* _WORK INSTRUCTION_: Reproduce the data in full, exactly as it appears.

* _DATASET CONTENT_:
☆ ☆ ☆ ☆ ☆ ☆ ☆

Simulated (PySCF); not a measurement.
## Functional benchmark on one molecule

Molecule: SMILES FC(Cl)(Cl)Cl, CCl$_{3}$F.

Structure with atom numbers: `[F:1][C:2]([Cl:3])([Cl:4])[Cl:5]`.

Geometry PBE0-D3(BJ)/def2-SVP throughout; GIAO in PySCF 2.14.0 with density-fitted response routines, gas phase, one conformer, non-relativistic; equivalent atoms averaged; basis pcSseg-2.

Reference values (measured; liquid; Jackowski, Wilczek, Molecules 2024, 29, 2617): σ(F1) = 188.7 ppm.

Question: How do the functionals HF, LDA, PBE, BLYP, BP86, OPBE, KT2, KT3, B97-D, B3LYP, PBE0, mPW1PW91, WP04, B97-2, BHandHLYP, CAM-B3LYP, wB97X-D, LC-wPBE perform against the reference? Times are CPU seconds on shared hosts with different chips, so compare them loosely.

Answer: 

☆ ☆ ☆ ☆ ☆ ☆ ☆

* _TASK RESULT_:
Simulated (PySCF); not a measurement.
## Functional benchmark on one molecule

Molecule: SMILES FC(Cl)(Cl)Cl, CCl$_{3}$F.

Structure with atom numbers: `[F:1][C:2]([Cl:3])([Cl:4])[Cl:5]`.

Geometry PBE0-D3(BJ)/def2-SVP throughout; GIAO in PySCF 2.14.0 with density-fitted response routines, gas phase, one conformer, non-relativistic; equivalent atoms averaged; basis pcSseg-2.

Reference values (measured; liquid; Jackowski, Wilczek, Molecules 2024, 29, 2617): σ(F1) = 188.7 ppm.

Question: How do the functionals HF, LDA, PBE, BLYP, BP86, OPBE, KT2, KT3, B97-D, B3LYP, PBE0, mPW1PW91, WP04, B97-2, BHandHLYP, CAM-B3LYP, wB97X-D, LC-wPBE perform against the reference? Times are CPU seconds on shared hosts with different chips, so compare them loosely.

Answer: 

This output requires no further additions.